**MATERIAL SUPPLIED**
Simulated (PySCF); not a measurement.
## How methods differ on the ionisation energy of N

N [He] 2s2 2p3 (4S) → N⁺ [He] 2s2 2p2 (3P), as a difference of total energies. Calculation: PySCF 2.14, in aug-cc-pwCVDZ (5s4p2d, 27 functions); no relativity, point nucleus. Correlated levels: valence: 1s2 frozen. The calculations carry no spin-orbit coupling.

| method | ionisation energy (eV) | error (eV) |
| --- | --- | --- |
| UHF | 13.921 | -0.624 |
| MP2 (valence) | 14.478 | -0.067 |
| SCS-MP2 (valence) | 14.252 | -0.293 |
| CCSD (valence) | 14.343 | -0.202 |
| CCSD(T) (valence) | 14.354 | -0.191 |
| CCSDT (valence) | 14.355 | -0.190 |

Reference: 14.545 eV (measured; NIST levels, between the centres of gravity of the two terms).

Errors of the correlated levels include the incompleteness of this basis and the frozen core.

**WORK INSTRUCTION**
Write out, exactly and with nothing else, the lines of the listing above from its first line through the line with "Reference: 14.545 eV".

**SOLUTION**
Simulated (PySCF); not a measurement.
## How methods differ on the ionisation energy of N

N [He] 2s2 2p3 (4S) → N⁺ [He] 2s2 2p2 (3P), as a difference of total energies. Calculation: PySCF 2.14, in aug-cc-pwCVDZ (5s4p2d, 27 functions); no relativity, point nucleus. Correlated levels: valence: 1s2 frozen. The calculations carry no spin-orbit coupling.

| method | ionisation energy (eV) | error (eV) |
| --- | --- | --- |
| UHF | 13.921 | -0.624 |
| MP2 (valence) | 14.478 | -0.067 |
| SCS-MP2 (valence) | 14.252 | -0.293 |
| CCSD (valence) | 14.343 | -0.202 |
| CCSD(T) (valence) | 14.354 | -0.191 |
| CCSDT (valence) | 14.355 | -0.190 |

Reference: 14.545 eV (measured; NIST levels, between the centres of gravity of the two terms).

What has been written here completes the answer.